REQUIREMENT
Can you restate the records below word for word?

[[ SUPPLIED DATA open ]]

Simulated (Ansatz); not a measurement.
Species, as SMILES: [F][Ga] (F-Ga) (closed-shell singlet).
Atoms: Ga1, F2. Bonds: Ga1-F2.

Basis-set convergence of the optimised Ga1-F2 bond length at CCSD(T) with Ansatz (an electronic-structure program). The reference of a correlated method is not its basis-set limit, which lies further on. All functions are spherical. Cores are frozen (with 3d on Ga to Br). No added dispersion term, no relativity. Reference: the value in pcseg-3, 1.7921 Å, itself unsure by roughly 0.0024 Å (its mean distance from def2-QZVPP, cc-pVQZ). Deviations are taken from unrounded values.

[[ SUPPLIED DATA closed ]]

EXERCISE OUTPUT
Simulated (Ansatz); not a measurement.
Species, as SMILES: [F][Ga] (F-Ga) (closed-shell singlet).
Atoms: Ga1, F2. Bonds: Ga1-F2.

Basis-set convergence of the optimised Ga1-F2 bond length at CCSD(T) with Ansatz (an electronic-structure program). The reference of a correlated method is not its basis-set limit, which lies further on. All functions are spherical. Cores are frozen (with 3d on Ga to Br). No added dispersion term, no relativity. Reference: the value in pcseg-3, 1.7921 Å, itself unsure by roughly 0.0024 Å (its mean distance from def2-QZVPP, cc-pVQZ). Deviations are taken from unrounded values.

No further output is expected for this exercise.